• Work task
Make an exact copy of the lines starting at the top of the listing below and ending at the line that contains "The cell isn't", inclusive.

• Records supplied
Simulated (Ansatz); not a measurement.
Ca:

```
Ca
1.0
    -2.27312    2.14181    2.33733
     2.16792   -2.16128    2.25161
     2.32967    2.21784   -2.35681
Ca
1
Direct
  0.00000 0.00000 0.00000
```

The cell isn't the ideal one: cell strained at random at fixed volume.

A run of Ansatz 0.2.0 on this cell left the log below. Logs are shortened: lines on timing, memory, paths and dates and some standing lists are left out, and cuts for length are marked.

• Result
Simulated (Ansatz); not a measurement.
Ca:

```
Ca
1.0
    -2.27312    2.14181    2.33733
     2.16792   -2.16128    2.25161
     2.32967    2.21784   -2.35681
Ca
1
Direct
  0.00000 0.00000 0.00000
```

The cell isn't the ideal one: cell strained at random at fixed volume.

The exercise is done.